◆ **Requirement**: Only an exact copy of the entries will serve as the answer.

━━━━━ Record set ━━━━━

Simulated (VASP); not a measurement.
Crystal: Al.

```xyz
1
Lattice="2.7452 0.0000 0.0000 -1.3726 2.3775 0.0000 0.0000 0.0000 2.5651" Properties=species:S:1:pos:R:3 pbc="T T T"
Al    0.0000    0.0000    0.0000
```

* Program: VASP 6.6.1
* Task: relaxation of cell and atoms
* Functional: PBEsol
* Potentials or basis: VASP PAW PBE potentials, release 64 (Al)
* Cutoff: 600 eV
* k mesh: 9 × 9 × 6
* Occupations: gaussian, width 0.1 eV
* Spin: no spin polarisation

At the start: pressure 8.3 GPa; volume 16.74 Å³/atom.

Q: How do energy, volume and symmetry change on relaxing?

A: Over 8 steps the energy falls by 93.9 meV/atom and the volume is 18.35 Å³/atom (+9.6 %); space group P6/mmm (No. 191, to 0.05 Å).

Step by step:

━━━━━

◆ **Task solution**:
Simulated (VASP); not a measurement.
Crystal: Al.

```xyz
1
Lattice="2.7452 0.0000 0.0000 -1.3726 2.3775 0.0000 0.0000 0.0000 2.5651" Properties=species:S:1:pos:R:3 pbc="T T T"
Al    0.0000    0.0000    0.0000
```

* Program: VASP 6.6.1
* Task: relaxation of cell and atoms
* Functional: PBEsol
* Potentials or basis: VASP PAW PBE potentials, release 64 (Al)
* Cutoff: 600 eV
* k mesh: 9 × 9 × 6
* Occupations: gaussian, width 0.1 eV
* Spin: no spin polarisation

At the start: pressure 8.3 GPa; volume 16.74 Å³/atom.

Q: How do energy, volume and symmetry change on relaxing?

A: Over 8 steps the energy falls by 93.9 meV/atom and the volume is 18.35 Å³/atom (+9.6 %); space group P6/mmm (No. 191, to 0.05 Å).

Step by step:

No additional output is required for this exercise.